(STUDY MATERIAL)
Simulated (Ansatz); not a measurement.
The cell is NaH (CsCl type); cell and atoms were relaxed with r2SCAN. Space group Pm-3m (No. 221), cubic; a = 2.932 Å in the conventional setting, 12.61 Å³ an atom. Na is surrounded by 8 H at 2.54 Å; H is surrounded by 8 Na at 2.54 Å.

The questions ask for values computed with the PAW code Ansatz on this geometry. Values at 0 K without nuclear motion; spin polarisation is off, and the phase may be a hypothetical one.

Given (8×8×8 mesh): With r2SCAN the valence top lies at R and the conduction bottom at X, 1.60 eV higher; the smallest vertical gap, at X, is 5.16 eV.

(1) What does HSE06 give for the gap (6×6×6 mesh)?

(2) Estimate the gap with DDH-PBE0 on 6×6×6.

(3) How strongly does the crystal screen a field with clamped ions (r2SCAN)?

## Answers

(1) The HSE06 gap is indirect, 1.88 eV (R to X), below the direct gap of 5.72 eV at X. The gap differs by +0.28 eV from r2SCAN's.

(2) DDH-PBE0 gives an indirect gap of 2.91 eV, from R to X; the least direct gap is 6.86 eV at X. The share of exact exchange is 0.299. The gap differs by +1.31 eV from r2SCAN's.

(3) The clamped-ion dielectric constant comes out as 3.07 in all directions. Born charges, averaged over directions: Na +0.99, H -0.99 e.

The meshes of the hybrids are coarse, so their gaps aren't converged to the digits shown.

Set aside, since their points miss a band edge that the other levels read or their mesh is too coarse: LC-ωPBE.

(WORK TASK) Reproduce exactly the lines above from the line with "(1) What does" to the line with "The meshes of", including both, and add nothing.

(TASK RESPONSE)
(1) What does HSE06 give for the gap (6×6×6 mesh)?

(2) Estimate the gap with DDH-PBE0 on 6×6×6.

(3) How strongly does the crystal screen a field with clamped ions (r2SCAN)?

## Answers

(1) The HSE06 gap is indirect, 1.88 eV (R to X), below the direct gap of 5.72 eV at X. The gap differs by +0.28 eV from r2SCAN's.

(2) DDH-PBE0 gives an indirect gap of 2.91 eV, from R to X; the least direct gap is 6.86 eV at X. The share of exact exchange is 0.299. The gap differs by +1.31 eV from r2SCAN's.

(3) The clamped-ion dielectric constant comes out as 3.07 in all directions. Born charges, averaged over directions: Na +0.99, H -0.99 e.

The meshes of the hybrids are coarse, so their gaps aren't converged to the digits shown.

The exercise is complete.